**REQUIREMENT**
Restating the records exactly is the whole task.

Start of Block
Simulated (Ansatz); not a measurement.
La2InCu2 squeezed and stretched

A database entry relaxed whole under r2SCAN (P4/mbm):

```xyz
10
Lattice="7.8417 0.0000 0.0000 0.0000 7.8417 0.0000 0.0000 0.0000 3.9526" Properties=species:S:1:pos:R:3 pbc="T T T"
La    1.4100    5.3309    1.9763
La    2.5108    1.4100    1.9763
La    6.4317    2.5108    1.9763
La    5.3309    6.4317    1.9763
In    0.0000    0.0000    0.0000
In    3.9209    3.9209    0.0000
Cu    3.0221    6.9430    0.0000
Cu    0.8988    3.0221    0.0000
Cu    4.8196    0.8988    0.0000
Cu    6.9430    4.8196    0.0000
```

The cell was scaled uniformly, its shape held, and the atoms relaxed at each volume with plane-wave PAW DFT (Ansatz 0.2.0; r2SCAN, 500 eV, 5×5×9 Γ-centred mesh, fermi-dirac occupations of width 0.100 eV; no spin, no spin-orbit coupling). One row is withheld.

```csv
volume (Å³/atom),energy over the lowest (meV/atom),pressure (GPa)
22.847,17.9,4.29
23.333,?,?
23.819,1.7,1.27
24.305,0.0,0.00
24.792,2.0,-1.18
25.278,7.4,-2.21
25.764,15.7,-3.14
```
End of Block

**WRITTEN SOLUTION**
Simulated (Ansatz); not a measurement.
La2InCu2 squeezed and stretched

A database entry relaxed whole under r2SCAN (P4/mbm):

```xyz
10
Lattice="7.8417 0.0000 0.0000 0.0000 7.8417 0.0000 0.0000 0.0000 3.9526" Properties=species:S:1:pos:R:3 pbc="T T T"
La    1.4100    5.3309    1.9763
La    2.5108    1.4100    1.9763
La    6.4317    2.5108    1.9763
La    5.3309    6.4317    1.9763
In    0.0000    0.0000    0.0000
In    3.9209    3.9209    0.0000
Cu    3.0221    6.9430    0.0000
Cu    0.8988    3.0221    0.0000
Cu    4.8196    0.8988    0.0000
Cu    6.9430    4.8196    0.0000
```

The cell was scaled uniformly, its shape held, and the atoms relaxed at each volume with plane-wave PAW DFT (Ansatz 0.2.0; r2SCAN, 500 eV, 5×5×9 Γ-centred mesh, fermi-dirac occupations of width 0.100 eV; no spin, no spin-orbit coupling). One row is withheld.

```csv
volume (Å³/atom),energy over the lowest (meV/atom),pressure (GPa)
22.847,17.9,4.29
23.333,?,?
23.819,1.7,1.27
24.305,0.0,0.00
24.792,2.0,-1.18
25.278,7.4,-2.21
25.764,15.7,-3.14
```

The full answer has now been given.